→ Task item
Write out each record a second time, exactly.

→ Data section
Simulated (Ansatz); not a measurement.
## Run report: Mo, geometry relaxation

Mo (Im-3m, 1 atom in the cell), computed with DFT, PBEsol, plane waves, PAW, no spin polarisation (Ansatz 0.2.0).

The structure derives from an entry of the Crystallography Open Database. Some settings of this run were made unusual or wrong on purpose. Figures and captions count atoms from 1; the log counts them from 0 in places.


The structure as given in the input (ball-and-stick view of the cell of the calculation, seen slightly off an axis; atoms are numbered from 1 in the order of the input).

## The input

→ Exercise result
Simulated (Ansatz); not a measurement.
## Run report: Mo, geometry relaxation

Mo (Im-3m, 1 atom in the cell), computed with DFT, PBEsol, plane waves, PAW, no spin polarisation (Ansatz 0.2.0).

The structure derives from an entry of the Crystallography Open Database. Some settings of this run were made unusual or wrong on purpose. Figures and captions count atoms from 1; the log counts them from 0 in places.


The structure as given in the input (ball-and-stick view of the cell of the calculation, seen slightly off an axis; atoms are numbered from 1 in the order of the input).

## The input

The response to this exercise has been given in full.